━━━━━━━━━━
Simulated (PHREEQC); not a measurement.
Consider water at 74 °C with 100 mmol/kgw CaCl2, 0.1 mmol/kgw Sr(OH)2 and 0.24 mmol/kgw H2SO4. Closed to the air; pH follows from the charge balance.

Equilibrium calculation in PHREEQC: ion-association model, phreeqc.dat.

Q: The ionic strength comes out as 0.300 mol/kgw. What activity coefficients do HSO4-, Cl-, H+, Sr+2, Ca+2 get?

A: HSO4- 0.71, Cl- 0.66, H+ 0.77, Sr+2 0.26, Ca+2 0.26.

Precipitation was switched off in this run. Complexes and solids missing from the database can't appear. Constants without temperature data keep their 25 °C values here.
━━━━━━━━━━

▶ [WORK REQUEST]
When you repeat the lines, start with the first line of the material and end with the line that contains "A: HSO4- 0.71, Cl- 0.66, H+", keeping both and reproducing each exactly, with nothing added.

▶ [ANSWER SPACE]
Simulated (PHREEQC); not a measurement.
Consider water at 74 °C with 100 mmol/kgw CaCl2, 0.1 mmol/kgw Sr(OH)2 and 0.24 mmol/kgw H2SO4. Closed to the air; pH follows from the charge balance.

Equilibrium calculation in PHREEQC: ion-association model, phreeqc.dat.

Q: The ionic strength comes out as 0.300 mol/kgw. What activity coefficients do HSO4-, Cl-, H+, Sr+2, Ca+2 get?

A: HSO4- 0.71, Cl- 0.66, H+ 0.77, Sr+2 0.26, Ca+2 0.26.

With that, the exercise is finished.